=== Exercise ===
An accurate, complete copy of the records below is required.

=== Data ===
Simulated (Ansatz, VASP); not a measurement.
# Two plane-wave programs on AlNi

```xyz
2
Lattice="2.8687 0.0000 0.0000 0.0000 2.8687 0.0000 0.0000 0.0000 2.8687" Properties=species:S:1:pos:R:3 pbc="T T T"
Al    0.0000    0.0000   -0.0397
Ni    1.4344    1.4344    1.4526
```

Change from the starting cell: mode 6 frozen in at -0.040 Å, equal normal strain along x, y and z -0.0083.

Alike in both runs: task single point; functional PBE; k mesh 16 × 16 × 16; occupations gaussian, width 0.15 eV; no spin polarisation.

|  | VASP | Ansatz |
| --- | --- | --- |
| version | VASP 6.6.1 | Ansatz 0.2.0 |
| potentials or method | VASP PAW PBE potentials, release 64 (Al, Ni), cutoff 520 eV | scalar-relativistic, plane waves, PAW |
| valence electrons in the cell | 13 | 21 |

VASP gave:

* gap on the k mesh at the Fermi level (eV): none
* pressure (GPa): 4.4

=== Written reply ===
Simulated (Ansatz, VASP); not a measurement.
# Two plane-wave programs on AlNi

```xyz
2
Lattice="2.8687 0.0000 0.0000 0.0000 2.8687 0.0000 0.0000 0.0000 2.8687" Properties=species:S:1:pos:R:3 pbc="T T T"
Al    0.0000    0.0000   -0.0397
Ni    1.4344    1.4344    1.4526
```

Change from the starting cell: mode 6 frozen in at -0.040 Å, equal normal strain along x, y and z -0.0083.

Alike in both runs: task single point; functional PBE; k mesh 16 × 16 × 16; occupations gaussian, width 0.15 eV; no spin polarisation.

|  | VASP | Ansatz |
| --- | --- | --- |
| version | VASP 6.6.1 | Ansatz 0.2.0 |
| potentials or method | VASP PAW PBE potentials, release 64 (Al, Ni), cutoff 520 eV | scalar-relativistic, plane waves, PAW |
| valence electrons in the cell | 13 | 21 |

VASP gave:

* gap on the k mesh at the Fermi level (eV): none
* pressure (GPa): 4.4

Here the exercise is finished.